→ **Activity**
Provide again, from the entries below, every line from the one containing "Hardware: 1 thread" through the one containing "Task: Estimate the wall time of this run.", exactly as written, and no other line.

→ **Dataset records**
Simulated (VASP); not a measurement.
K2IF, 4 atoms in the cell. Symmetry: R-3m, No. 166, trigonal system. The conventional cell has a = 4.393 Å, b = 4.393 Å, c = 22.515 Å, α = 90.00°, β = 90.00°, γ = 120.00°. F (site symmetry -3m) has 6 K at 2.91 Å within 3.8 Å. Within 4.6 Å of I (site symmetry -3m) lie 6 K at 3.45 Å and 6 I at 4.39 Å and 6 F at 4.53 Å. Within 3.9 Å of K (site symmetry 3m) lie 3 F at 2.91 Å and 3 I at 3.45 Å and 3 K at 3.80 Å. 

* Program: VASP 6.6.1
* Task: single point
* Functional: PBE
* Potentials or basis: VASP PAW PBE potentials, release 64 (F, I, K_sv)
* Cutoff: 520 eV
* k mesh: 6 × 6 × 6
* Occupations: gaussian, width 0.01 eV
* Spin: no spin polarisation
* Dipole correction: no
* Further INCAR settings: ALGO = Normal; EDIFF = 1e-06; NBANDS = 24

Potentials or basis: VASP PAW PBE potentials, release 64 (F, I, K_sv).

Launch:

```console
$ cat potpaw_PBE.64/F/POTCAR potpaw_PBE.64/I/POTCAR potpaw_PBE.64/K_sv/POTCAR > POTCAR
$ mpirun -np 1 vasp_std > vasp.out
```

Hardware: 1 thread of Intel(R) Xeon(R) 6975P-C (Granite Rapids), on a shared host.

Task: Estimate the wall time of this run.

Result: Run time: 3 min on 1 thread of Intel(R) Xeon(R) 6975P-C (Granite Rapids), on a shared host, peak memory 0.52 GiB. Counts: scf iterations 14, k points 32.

→ **Written response**
Hardware: 1 thread of Intel(R) Xeon(R) 6975P-C (Granite Rapids), on a shared host.

Task: Estimate the wall time of this run.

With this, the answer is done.